▶ **WORK ITEM**: Set down, character for character, everything in the records below from the line holding "The pressure is" down to the line holding "Caveat: the k", and no other line.

------------------------
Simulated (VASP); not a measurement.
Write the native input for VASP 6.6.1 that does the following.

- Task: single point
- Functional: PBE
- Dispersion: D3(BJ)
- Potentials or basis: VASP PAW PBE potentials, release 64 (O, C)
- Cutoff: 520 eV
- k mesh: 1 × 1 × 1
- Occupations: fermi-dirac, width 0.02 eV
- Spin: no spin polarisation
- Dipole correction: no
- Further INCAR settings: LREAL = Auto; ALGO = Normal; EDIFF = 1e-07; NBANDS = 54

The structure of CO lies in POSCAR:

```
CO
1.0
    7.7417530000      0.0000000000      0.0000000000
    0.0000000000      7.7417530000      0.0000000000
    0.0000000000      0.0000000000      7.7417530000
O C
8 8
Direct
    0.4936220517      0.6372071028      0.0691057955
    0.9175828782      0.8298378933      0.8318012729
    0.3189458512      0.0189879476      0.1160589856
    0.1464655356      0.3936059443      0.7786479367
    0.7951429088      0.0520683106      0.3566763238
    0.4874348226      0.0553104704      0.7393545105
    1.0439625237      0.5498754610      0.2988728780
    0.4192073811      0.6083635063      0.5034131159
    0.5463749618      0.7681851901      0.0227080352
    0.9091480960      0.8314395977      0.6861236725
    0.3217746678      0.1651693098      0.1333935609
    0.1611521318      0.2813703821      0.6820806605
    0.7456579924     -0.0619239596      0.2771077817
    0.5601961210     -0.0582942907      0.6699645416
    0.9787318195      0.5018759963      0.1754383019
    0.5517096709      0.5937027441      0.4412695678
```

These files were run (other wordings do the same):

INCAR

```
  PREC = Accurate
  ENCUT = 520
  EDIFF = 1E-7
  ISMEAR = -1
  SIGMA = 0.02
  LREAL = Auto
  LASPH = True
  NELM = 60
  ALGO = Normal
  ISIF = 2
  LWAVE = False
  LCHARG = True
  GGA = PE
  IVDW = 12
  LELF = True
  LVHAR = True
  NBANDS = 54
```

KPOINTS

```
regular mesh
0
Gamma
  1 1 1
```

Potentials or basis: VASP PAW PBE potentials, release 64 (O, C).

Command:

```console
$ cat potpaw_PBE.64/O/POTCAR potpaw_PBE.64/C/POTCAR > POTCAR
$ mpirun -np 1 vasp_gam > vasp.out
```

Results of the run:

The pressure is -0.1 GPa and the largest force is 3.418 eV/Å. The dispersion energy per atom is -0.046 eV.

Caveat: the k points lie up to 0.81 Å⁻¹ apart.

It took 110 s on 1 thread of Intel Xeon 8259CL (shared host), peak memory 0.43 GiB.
------------------------

▶ **TASK OUTPUT**:
The pressure is -0.1 GPa and the largest force is 3.418 eV/Å. The dispersion energy per atom is -0.046 eV.

Caveat: the k points lie up to 0.81 Å⁻¹ apart.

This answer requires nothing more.